━━ PROVIDED RECORDS
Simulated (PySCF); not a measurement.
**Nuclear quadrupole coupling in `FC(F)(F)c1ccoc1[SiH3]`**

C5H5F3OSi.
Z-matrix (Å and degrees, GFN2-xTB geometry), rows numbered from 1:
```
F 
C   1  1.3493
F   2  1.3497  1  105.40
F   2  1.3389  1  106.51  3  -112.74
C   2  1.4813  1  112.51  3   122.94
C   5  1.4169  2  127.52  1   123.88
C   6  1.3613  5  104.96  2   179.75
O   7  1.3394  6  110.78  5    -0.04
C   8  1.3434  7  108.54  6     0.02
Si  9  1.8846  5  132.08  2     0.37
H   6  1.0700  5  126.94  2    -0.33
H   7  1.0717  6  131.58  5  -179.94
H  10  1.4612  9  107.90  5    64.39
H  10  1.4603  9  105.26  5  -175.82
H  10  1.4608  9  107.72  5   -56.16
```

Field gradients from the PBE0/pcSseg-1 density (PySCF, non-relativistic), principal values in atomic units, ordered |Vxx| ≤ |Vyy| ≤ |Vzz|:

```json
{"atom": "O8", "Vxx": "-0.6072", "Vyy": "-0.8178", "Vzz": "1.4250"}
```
━━━━

**WORK REQUEST**
Every entry above must be reproduced word for word.

**PROBLEM SOLUTION**
Simulated (PySCF); not a measurement.
**Nuclear quadrupole coupling in `FC(F)(F)c1ccoc1[SiH3]`**

C5H5F3OSi.
Z-matrix (Å and degrees, GFN2-xTB geometry), rows numbered from 1:
```
F 
C   1  1.3493
F   2  1.3497  1  105.40
F   2  1.3389  1  106.51  3  -112.74
C   2  1.4813  1  112.51  3   122.94
C   5  1.4169  2  127.52  1   123.88
C   6  1.3613  5  104.96  2   179.75
O   7  1.3394  6  110.78  5    -0.04
C   8  1.3434  7  108.54  6     0.02
Si  9  1.8846  5  132.08  2     0.37
H   6  1.0700  5  126.94  2    -0.33
H   7  1.0717  6  131.58  5  -179.94
H  10  1.4612  9  107.90  5    64.39
H  10  1.4603  9  105.26  5  -175.82
H  10  1.4608  9  107.72  5   -56.16
```

Field gradients from the PBE0/pcSseg-1 density (PySCF, non-relativistic), principal values in atomic units, ordered |Vxx| ≤ |Vyy| ≤ |Vzz|:

```json
{"atom": "O8", "Vxx": "-0.6072", "Vyy": "-0.8178", "Vzz": "1.4250"}
```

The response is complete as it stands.